* Activity
Set out exactly, line by line, the stretch of data below that begins at the line containing "11 | spin not included |" and ends at the line containing "Problem. Fill in the row of Mg.", with both ends kept.

* Source material
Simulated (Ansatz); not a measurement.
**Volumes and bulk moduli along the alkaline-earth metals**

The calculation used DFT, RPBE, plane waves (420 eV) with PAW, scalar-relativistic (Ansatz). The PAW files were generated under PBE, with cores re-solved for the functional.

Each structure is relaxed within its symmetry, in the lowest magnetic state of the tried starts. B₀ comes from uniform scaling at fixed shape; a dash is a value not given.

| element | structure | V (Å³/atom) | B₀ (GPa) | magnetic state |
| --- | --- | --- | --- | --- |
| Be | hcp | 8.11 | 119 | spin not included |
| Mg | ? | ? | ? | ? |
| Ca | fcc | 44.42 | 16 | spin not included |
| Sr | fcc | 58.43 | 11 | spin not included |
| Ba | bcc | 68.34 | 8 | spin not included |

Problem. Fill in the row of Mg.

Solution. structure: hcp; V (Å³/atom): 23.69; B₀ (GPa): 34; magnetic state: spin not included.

* Problem solution
| Sr | fcc | 58.43 | 11 | spin not included |
| Ba | bcc | 68.34 | 8 | spin not included |

Problem. Fill in the row of Mg.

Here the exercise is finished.